Activity -> What follows is a set of records, each of which is to be written out exactly.

Material provided ->
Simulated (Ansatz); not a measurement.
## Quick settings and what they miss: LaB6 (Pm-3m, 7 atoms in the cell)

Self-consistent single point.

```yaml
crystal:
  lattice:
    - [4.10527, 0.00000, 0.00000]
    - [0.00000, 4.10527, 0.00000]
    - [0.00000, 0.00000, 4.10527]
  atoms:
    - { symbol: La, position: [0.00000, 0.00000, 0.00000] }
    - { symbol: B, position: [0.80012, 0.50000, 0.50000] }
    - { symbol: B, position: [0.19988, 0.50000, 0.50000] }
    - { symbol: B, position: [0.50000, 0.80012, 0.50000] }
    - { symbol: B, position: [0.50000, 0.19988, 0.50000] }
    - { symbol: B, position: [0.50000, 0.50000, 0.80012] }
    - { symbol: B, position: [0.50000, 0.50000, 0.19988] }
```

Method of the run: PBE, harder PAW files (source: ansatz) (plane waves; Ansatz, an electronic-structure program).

Solution ->
Simulated (Ansatz); not a measurement.
## Quick settings and what they miss: LaB6 (Pm-3m, 7 atoms in the cell)

Self-consistent single point.

```yaml
crystal:
  lattice:
    - [4.10527, 0.00000, 0.00000]
    - [0.00000, 4.10527, 0.00000]
    - [0.00000, 0.00000, 4.10527]
  atoms:
    - { symbol: La, position: [0.00000, 0.00000, 0.00000] }
    - { symbol: B, position: [0.80012, 0.50000, 0.50000] }
    - { symbol: B, position: [0.19988, 0.50000, 0.50000] }
    - { symbol: B, position: [0.50000, 0.80012, 0.50000] }
    - { symbol: B, position: [0.50000, 0.19988, 0.50000] }
    - { symbol: B, position: [0.50000, 0.50000, 0.80012] }
    - { symbol: B, position: [0.50000, 0.50000, 0.19988] }
```

Method of the run: PBE, harder PAW files (source: ansatz) (plane waves; Ansatz, an electronic-structure program).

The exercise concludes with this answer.